**WORK INSTRUCTION:** Through the line that contains "# NiSi2: strain energy, fitted", return the data below exactly, starting at its first line; leave the rest out.

········

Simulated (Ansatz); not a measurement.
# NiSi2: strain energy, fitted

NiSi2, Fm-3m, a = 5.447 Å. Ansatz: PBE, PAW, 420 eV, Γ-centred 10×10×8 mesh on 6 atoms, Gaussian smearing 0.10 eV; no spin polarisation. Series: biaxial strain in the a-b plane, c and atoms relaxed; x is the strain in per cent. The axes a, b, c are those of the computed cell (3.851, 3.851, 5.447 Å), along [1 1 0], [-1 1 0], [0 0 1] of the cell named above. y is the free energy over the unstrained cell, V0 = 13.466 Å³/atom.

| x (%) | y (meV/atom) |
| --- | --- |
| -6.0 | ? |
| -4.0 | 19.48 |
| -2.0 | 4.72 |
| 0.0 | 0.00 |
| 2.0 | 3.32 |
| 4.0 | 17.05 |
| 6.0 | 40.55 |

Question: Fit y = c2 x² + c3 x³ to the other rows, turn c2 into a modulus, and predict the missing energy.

········

**TASK ANSWER:**
Simulated (Ansatz); not a measurement.
# NiSi2: strain energy, fitted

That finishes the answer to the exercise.